— Provided material —
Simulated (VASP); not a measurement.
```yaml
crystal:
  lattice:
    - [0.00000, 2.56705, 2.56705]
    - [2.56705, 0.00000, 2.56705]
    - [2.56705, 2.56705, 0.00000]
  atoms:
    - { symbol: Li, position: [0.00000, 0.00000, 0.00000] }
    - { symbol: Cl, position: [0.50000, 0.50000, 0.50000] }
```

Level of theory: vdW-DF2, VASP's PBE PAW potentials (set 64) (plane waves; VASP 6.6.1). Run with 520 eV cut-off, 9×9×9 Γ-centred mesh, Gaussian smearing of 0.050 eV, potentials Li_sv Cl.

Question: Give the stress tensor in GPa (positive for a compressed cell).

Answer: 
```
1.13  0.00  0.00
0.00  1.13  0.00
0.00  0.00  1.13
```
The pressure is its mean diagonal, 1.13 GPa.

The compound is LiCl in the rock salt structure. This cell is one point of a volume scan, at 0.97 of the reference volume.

— Assignment —
In the records above, find the line containing "The pressure is its mean diagonal, 1.13 GPa." and restate word for word every line from the first through that one.

— Reply —
Simulated (VASP); not a measurement.
```yaml
crystal:
  lattice:
    - [0.00000, 2.56705, 2.56705]
    - [2.56705, 0.00000, 2.56705]
    - [2.56705, 2.56705, 0.00000]
  atoms:
    - { symbol: Li, position: [0.00000, 0.00000, 0.00000] }
    - { symbol: Cl, position: [0.50000, 0.50000, 0.50000] }
```

Level of theory: vdW-DF2, VASP's PBE PAW potentials (set 64) (plane waves; VASP 6.6.1). Run with 520 eV cut-off, 9×9×9 Γ-centred mesh, Gaussian smearing of 0.050 eV, potentials Li_sv Cl.

Question: Give the stress tensor in GPa (positive for a compressed cell).

Answer: 
```
1.13  0.00  0.00
0.00  1.13  0.00
0.00  0.00  1.13
```
The pressure is its mean diagonal, 1.13 GPa.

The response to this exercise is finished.